*-*-*

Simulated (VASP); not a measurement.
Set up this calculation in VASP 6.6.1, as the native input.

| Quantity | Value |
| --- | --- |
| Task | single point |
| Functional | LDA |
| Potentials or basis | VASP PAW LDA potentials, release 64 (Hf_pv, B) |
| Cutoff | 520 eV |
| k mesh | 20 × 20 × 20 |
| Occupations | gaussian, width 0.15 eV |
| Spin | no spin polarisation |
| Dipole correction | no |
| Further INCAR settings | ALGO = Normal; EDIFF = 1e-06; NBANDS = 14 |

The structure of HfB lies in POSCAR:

*-*-*

Work request>
Write all of the data above again, exactly as given.

Written response>
Simulated (VASP); not a measurement.
Set up this calculation in VASP 6.6.1, as the native input.

| Quantity | Value |
| --- | --- |
| Task | single point |
| Functional | LDA |
| Potentials or basis | VASP PAW LDA potentials, release 64 (Hf_pv, B) |
| Cutoff | 520 eV |
| k mesh | 20 × 20 × 20 |
| Occupations | gaussian, width 0.15 eV |
| Spin | no spin polarisation |
| Dipole correction | no |
| Further INCAR settings | ALGO = Normal; EDIFF = 1e-06; NBANDS = 14 |

The structure of HfB lies in POSCAR:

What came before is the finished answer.